In the listing below, find the line with "the first run**", then repeat exactly every line from the top through that one.

── DATASET EXTRACT

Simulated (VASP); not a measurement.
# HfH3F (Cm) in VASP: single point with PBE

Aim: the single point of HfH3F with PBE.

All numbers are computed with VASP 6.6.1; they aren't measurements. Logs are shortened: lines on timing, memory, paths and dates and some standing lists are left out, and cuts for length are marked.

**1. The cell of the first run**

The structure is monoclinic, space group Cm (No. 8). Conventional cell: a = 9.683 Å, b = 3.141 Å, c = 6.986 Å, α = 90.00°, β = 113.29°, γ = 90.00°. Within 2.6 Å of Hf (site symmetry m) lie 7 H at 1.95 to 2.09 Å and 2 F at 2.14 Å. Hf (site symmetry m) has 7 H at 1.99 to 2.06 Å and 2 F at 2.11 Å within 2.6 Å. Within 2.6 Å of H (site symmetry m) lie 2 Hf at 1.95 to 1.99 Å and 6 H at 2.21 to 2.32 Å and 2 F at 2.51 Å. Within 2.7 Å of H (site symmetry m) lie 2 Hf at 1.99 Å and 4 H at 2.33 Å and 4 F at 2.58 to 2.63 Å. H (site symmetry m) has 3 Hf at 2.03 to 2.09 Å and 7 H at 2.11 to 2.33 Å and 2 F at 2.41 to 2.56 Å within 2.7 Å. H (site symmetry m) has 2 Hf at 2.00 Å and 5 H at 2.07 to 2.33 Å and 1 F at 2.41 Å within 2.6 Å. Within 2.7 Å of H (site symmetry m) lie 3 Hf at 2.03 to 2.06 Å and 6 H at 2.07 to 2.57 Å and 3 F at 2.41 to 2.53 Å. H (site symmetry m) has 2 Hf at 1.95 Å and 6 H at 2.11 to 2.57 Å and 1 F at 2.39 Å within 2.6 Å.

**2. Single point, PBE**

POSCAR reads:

────

ANSWER BOX —
Simulated (VASP); not a measurement.
# HfH3F (Cm) in VASP: single point with PBE

Aim: the single point of HfH3F with PBE.

All numbers are computed with VASP 6.6.1; they aren't measurements. Logs are shortened: lines on timing, memory, paths and dates and some standing lists are left out, and cuts for length are marked.

**1. The cell of the first run**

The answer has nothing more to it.